- [Assignment]
All lines up to and including the one that contains "## Step 4: Differences" are to be transcribed exactly, starting from the first line of the records.

### Material supplied
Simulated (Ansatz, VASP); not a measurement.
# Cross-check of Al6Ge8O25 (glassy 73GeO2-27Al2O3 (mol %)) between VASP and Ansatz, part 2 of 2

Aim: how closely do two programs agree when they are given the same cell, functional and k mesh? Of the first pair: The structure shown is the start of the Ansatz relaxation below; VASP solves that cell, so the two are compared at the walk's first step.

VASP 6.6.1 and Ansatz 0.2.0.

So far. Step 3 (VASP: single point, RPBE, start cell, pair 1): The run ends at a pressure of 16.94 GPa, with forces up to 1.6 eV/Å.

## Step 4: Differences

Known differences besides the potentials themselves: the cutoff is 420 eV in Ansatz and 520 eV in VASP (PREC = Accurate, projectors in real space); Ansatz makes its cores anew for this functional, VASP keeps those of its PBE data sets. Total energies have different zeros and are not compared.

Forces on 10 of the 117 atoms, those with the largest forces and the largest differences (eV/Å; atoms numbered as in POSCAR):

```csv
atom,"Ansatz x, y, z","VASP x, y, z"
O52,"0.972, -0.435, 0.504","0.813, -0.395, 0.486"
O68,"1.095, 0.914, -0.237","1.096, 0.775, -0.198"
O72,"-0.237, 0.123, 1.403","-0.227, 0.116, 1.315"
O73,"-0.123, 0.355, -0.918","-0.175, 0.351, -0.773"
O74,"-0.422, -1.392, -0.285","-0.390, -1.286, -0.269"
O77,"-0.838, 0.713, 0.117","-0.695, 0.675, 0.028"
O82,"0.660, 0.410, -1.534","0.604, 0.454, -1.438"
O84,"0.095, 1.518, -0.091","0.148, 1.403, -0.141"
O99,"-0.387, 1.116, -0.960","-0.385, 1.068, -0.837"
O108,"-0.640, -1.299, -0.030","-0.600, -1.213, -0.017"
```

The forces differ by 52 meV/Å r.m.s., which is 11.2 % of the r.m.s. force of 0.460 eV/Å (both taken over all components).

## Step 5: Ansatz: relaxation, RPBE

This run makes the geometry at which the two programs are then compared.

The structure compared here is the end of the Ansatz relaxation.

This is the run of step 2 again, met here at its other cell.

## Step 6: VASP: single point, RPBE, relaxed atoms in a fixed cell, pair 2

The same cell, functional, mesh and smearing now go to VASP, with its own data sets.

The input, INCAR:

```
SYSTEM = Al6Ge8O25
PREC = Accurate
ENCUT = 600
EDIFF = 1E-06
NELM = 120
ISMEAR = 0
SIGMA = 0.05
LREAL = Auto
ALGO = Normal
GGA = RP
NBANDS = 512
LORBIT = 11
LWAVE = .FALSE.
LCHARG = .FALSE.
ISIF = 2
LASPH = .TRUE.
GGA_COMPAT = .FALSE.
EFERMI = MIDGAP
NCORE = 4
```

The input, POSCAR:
######

- [Your response]
Simulated (Ansatz, VASP); not a measurement.
# Cross-check of Al6Ge8O25 (glassy 73GeO2-27Al2O3 (mol %)) between VASP and Ansatz, part 2 of 2

Aim: how closely do two programs agree when they are given the same cell, functional and k mesh? Of the first pair: The structure shown is the start of the Ansatz relaxation below; VASP solves that cell, so the two are compared at the walk's first step.

VASP 6.6.1 and Ansatz 0.2.0.

So far. Step 3 (VASP: single point, RPBE, start cell, pair 1): The run ends at a pressure of 16.94 GPa, with forces up to 1.6 eV/Å.

## Step 4: Differences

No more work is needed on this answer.